- [MATERIAL PROVIDED]
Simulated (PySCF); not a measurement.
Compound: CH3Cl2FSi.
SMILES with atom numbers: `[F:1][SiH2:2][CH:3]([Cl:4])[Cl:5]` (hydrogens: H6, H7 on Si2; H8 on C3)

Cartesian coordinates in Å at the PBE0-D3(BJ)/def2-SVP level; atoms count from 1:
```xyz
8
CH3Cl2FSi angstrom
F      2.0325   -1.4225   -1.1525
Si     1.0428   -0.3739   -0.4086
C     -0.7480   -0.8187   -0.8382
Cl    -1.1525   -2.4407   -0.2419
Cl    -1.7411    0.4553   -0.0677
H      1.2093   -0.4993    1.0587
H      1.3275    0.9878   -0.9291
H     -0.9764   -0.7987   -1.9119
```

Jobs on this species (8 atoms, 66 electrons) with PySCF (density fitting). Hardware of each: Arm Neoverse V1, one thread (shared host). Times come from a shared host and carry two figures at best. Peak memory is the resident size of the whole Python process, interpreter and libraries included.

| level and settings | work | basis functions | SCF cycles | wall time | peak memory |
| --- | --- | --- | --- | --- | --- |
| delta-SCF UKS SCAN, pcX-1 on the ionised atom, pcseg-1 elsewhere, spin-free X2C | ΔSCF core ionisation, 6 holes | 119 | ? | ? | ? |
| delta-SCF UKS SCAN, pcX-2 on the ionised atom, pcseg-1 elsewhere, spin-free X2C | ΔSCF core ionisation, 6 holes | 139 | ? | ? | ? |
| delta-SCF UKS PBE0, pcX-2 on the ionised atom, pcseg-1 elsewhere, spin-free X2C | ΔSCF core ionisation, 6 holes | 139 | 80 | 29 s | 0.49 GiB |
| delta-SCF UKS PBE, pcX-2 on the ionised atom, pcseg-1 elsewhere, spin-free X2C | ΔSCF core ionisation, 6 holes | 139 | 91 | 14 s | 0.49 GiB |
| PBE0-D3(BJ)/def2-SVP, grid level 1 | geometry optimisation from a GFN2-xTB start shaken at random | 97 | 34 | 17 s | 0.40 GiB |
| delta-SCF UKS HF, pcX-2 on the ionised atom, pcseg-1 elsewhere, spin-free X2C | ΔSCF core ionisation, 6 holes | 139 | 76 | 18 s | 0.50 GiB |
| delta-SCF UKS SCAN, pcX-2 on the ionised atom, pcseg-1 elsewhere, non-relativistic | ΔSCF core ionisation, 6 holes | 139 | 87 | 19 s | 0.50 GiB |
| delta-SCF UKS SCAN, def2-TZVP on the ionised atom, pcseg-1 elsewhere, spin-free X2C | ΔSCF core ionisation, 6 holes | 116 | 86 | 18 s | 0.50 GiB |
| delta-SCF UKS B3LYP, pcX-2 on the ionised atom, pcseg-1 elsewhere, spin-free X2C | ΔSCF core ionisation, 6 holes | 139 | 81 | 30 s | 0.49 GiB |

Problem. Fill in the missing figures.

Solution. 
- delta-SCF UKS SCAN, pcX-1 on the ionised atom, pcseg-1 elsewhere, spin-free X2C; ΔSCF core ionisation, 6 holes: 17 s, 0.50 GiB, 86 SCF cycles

- [REQUIREMENT]
From the line containing "s | 0.40 GiB |" down to the line containing "19 s | 0.50 GiB |" in the material above, reproduce every line exactly, including the two end lines.

- [TASK SOLUTION]
| PBE0-D3(BJ)/def2-SVP, grid level 1 | geometry optimisation from a GFN2-xTB start shaken at random | 97 | 34 | 17 s | 0.40 GiB |
| delta-SCF UKS HF, pcX-2 on the ionised atom, pcseg-1 elsewhere, spin-free X2C | ΔSCF core ionisation, 6 holes | 139 | 76 | 18 s | 0.50 GiB |
| delta-SCF UKS SCAN, pcX-2 on the ionised atom, pcseg-1 elsewhere, non-relativistic | ΔSCF core ionisation, 6 holes | 139 | 87 | 19 s | 0.50 GiB |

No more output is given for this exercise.